● **Stored data**
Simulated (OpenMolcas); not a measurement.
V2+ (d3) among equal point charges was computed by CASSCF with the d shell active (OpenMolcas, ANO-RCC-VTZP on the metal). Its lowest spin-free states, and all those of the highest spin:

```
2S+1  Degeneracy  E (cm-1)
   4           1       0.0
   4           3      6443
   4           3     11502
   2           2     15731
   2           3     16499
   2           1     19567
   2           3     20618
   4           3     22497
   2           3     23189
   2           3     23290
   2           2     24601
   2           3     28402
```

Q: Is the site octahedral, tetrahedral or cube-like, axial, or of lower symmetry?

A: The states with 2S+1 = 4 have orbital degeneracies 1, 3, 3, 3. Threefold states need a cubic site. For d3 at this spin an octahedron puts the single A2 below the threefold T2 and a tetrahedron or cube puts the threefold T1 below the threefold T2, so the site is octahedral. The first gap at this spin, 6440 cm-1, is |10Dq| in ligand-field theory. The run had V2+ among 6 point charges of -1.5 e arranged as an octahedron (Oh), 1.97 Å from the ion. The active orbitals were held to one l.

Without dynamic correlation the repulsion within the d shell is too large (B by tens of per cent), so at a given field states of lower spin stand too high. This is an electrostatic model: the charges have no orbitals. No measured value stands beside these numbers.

● **Exercise**
Give back precisely the lines above that start at the line containing "Q: Is the site" and end at the line containing "A: The states", inclusive. No other lines belong in the output.

● **Response**
Q: Is the site octahedral, tetrahedral or cube-like, axial, or of lower symmetry?

A: The states with 2S+1 = 4 have orbital degeneracies 1, 3, 3, 3. Threefold states need a cubic site. For d3 at this spin an octahedron puts the single A2 below the threefold T2 and a tetrahedron or cube puts the threefold T1 below the threefold T2, so the site is octahedral. The first gap at this spin, 6440 cm-1, is |10Dq| in ligand-field theory. The run had V2+ among 6 point charges of -1.5 e arranged as an octahedron (Oh), 1.97 Å from the ion. The active orbitals were held to one l.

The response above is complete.